• GIVEN INFORMATION
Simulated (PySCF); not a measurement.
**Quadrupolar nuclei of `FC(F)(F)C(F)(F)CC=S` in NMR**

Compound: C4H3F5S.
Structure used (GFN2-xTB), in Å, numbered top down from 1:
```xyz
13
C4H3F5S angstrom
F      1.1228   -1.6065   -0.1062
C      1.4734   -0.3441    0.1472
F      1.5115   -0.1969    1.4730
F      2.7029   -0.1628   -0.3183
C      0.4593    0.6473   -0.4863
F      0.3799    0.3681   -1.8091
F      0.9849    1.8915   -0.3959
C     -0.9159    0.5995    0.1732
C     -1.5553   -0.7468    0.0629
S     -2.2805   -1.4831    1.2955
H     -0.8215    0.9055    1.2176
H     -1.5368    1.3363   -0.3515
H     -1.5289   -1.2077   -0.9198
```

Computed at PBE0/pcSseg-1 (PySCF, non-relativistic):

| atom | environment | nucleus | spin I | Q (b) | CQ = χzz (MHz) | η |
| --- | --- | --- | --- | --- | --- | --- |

• ASSIGNED TASK
Every entry should be printed again exactly as written.

• EXERCISE OUTPUT
Simulated (PySCF); not a measurement.
**Quadrupolar nuclei of `FC(F)(F)C(F)(F)CC=S` in NMR**

Compound: C4H3F5S.
Structure used (GFN2-xTB), in Å, numbered top down from 1:
```xyz
13
C4H3F5S angstrom
F      1.1228   -1.6065   -0.1062
C      1.4734   -0.3441    0.1472
F      1.5115   -0.1969    1.4730
F      2.7029   -0.1628   -0.3183
C      0.4593    0.6473   -0.4863
F      0.3799    0.3681   -1.8091
F      0.9849    1.8915   -0.3959
C     -0.9159    0.5995    0.1732
C     -1.5553   -0.7468    0.0629
S     -2.2805   -1.4831    1.2955
H     -0.8215    0.9055    1.2176
H     -1.5368    1.3363   -0.3515
H     -1.5289   -1.2077   -0.9198
```

Computed at PBE0/pcSseg-1 (PySCF, non-relativistic):

| atom | environment | nucleus | spin I | Q (b) | CQ = χzz (MHz) | η |
| --- | --- | --- | --- | --- | --- | --- |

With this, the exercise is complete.